++++ DATA SECTION

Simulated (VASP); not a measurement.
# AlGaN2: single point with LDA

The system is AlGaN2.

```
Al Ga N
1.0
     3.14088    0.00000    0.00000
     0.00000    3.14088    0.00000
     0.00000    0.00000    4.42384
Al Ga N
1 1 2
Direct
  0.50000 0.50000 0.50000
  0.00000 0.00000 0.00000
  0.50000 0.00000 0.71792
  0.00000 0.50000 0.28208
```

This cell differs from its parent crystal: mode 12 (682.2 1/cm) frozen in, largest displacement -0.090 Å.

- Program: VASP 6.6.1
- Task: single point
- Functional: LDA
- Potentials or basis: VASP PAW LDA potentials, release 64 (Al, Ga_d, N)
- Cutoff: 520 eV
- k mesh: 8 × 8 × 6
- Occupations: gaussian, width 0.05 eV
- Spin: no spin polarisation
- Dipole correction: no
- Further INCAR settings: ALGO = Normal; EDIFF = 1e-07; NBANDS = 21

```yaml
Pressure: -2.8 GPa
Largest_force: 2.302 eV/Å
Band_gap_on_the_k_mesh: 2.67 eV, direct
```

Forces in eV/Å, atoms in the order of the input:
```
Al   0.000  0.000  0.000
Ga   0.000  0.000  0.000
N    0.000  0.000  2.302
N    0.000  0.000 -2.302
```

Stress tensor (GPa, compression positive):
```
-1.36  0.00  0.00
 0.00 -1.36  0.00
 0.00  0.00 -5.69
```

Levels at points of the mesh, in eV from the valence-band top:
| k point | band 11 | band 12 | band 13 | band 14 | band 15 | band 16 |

++++++++

Please return exactly the lines from the first line of the material through the one with "Levels at points", and no lines after it.

Simulated (VASP); not a measurement.
# AlGaN2: single point with LDA

The system is AlGaN2.

```
Al Ga N
1.0
     3.14088    0.00000    0.00000
     0.00000    3.14088    0.00000
     0.00000    0.00000    4.42384
Al Ga N
1 1 2
Direct
  0.50000 0.50000 0.50000
  0.00000 0.00000 0.00000
  0.50000 0.00000 0.71792
  0.00000 0.50000 0.28208
```

This cell differs from its parent crystal: mode 12 (682.2 1/cm) frozen in, largest displacement -0.090 Å.

- Program: VASP 6.6.1
- Task: single point
- Functional: LDA
- Potentials or basis: VASP PAW LDA potentials, release 64 (Al, Ga_d, N)
- Cutoff: 520 eV
- k mesh: 8 × 8 × 6
- Occupations: gaussian, width 0.05 eV
- Spin: no spin polarisation
- Dipole correction: no
- Further INCAR settings: ALGO = Normal; EDIFF = 1e-07; NBANDS = 21

```yaml
Pressure: -2.8 GPa
Largest_force: 2.302 eV/Å
Band_gap_on_the_k_mesh: 2.67 eV, direct
```

Forces in eV/Å, atoms in the order of the input:
```
Al   0.000  0.000  0.000
Ga   0.000  0.000  0.000
N    0.000  0.000  2.302
N    0.000  0.000 -2.302
```

Stress tensor (GPa, compression positive):
```
-1.36  0.00  0.00
 0.00 -1.36  0.00
 0.00  0.00 -5.69
```

Levels at points of the mesh, in eV from the valence-band top:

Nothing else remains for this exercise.